** Supplied data follows **

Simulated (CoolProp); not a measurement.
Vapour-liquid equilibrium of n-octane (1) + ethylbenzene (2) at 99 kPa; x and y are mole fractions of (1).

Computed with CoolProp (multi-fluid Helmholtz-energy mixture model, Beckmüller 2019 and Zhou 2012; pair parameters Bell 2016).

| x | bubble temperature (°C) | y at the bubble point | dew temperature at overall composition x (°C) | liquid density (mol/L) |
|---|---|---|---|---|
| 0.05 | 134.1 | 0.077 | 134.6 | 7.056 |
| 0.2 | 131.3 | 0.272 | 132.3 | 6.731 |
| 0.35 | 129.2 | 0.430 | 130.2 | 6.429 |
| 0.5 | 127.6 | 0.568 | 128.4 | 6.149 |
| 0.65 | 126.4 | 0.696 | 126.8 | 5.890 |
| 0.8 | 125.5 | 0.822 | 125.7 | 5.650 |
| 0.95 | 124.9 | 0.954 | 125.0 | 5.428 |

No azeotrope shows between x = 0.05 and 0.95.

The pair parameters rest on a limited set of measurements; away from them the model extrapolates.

** End of Supplied data **

Activity: Begin at the top of the records above and quote each line exactly, ending with the line that contains "No azeotrope shows between x = 0.05 and 0.95.".

Answer space:
Simulated (CoolProp); not a measurement.
Vapour-liquid equilibrium of n-octane (1) + ethylbenzene (2) at 99 kPa; x and y are mole fractions of (1).

Computed with CoolProp (multi-fluid Helmholtz-energy mixture model, Beckmüller 2019 and Zhou 2012; pair parameters Bell 2016).

| x | bubble temperature (°C) | y at the bubble point | dew temperature at overall composition x (°C) | liquid density (mol/L) |
|---|---|---|---|---|
| 0.05 | 134.1 | 0.077 | 134.6 | 7.056 |
| 0.2 | 131.3 | 0.272 | 132.3 | 6.731 |
| 0.35 | 129.2 | 0.430 | 130.2 | 6.429 |
| 0.5 | 127.6 | 0.568 | 128.4 | 6.149 |
| 0.65 | 126.4 | 0.696 | 126.8 | 5.890 |
| 0.8 | 125.5 | 0.822 | 125.7 | 5.650 |
| 0.95 | 124.9 | 0.954 | 125.0 | 5.428 |

No azeotrope shows between x = 0.05 and 0.95.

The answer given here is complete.